◆ **EXERCISE**: Print the records below verbatim.

-------- MATERIAL PROVIDED
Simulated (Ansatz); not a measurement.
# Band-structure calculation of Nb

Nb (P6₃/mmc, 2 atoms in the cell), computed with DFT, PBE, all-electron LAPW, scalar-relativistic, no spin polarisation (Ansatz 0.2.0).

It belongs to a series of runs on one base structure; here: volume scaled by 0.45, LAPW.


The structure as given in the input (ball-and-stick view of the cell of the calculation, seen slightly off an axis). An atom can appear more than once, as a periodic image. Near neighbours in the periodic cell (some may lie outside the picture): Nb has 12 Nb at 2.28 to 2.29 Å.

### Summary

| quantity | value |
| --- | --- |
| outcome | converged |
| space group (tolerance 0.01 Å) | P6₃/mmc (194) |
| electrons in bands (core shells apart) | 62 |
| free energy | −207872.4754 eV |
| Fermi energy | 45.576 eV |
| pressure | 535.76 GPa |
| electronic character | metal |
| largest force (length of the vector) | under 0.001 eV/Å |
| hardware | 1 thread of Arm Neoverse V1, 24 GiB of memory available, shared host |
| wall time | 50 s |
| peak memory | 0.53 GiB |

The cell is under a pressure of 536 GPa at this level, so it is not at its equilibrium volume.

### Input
----------------

◆ **YOUR RESPONSE**:
Simulated (Ansatz); not a measurement.
# Band-structure calculation of Nb

Nb (P6₃/mmc, 2 atoms in the cell), computed with DFT, PBE, all-electron LAPW, scalar-relativistic, no spin polarisation (Ansatz 0.2.0).

It belongs to a series of runs on one base structure; here: volume scaled by 0.45, LAPW.


The structure as given in the input (ball-and-stick view of the cell of the calculation, seen slightly off an axis). An atom can appear more than once, as a periodic image. Near neighbours in the periodic cell (some may lie outside the picture): Nb has 12 Nb at 2.28 to 2.29 Å.

### Summary

| quantity | value |
| --- | --- |
| outcome | converged |
| space group (tolerance 0.01 Å) | P6₃/mmc (194) |
| electrons in bands (core shells apart) | 62 |
| free energy | −207872.4754 eV |
| Fermi energy | 45.576 eV |
| pressure | 535.76 GPa |
| electronic character | metal |
| largest force (length of the vector) | under 0.001 eV/Å |
| hardware | 1 thread of Arm Neoverse V1, 24 GiB of memory available, shared host |
| wall time | 50 s |
| peak memory | 0.53 GiB |

The cell is under a pressure of 536 GPa at this level, so it is not at its equilibrium volume.

### Input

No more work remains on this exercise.